| Work order |
Your answer must consist solely of the lines from the start of the entries below through the line with "Species: hydrogen cyanide (CHN); SMILES C#N", unchanged.

| Extracted records |
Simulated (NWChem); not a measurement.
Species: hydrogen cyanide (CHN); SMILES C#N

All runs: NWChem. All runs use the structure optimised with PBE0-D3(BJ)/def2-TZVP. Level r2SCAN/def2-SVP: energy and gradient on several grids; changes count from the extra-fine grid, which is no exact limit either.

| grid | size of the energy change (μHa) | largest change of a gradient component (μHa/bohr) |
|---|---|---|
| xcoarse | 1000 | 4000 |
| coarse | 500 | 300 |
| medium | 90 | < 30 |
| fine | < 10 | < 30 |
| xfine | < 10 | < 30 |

| Task result |
Simulated (NWChem); not a measurement.
Species: hydrogen cyanide (CHN); SMILES C#N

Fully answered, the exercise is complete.